=== Exercise ===
Find the line with "none | (a) |" and the line with "Caveats: the PAW" in the entries below; output exactly those two lines, every line between them, and no others.

-------- Data extracts

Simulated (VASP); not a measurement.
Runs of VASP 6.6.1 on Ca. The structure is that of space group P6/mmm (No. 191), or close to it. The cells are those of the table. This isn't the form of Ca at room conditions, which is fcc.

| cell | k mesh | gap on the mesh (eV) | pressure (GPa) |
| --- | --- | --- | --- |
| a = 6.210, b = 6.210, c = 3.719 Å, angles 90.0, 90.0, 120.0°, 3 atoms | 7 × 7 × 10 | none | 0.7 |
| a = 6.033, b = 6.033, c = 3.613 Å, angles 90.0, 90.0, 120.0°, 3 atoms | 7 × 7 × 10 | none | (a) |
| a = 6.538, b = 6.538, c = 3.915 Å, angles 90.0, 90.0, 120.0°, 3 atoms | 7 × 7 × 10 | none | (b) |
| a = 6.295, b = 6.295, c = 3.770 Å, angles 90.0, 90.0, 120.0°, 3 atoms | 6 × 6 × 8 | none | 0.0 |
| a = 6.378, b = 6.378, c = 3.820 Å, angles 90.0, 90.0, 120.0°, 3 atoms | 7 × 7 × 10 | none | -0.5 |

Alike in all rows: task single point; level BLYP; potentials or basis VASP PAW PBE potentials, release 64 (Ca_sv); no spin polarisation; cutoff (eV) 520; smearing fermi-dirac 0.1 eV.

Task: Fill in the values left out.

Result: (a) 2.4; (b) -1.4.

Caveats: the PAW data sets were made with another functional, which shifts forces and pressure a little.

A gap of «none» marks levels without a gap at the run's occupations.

----------------

=== Exercise solution ===
| a = 6.033, b = 6.033, c = 3.613 Å, angles 90.0, 90.0, 120.0°, 3 atoms | 7 × 7 × 10 | none | (a) |
| a = 6.538, b = 6.538, c = 3.915 Å, angles 90.0, 90.0, 120.0°, 3 atoms | 7 × 7 × 10 | none | (b) |
| a = 6.295, b = 6.295, c = 3.770 Å, angles 90.0, 90.0, 120.0°, 3 atoms | 6 × 6 × 8 | none | 0.0 |
| a = 6.378, b = 6.378, c = 3.820 Å, angles 90.0, 90.0, 120.0°, 3 atoms | 7 × 7 × 10 | none | -0.5 |

Alike in all rows: task single point; level BLYP; potentials or basis VASP PAW PBE potentials, release 64 (Ca_sv); no spin polarisation; cutoff (eV) 520; smearing fermi-dirac 0.1 eV.

Task: Fill in the values left out.

Result: (a) 2.4; (b) -1.4.

Caveats: the PAW data sets were made with another functional, which shifts forces and pressure a little.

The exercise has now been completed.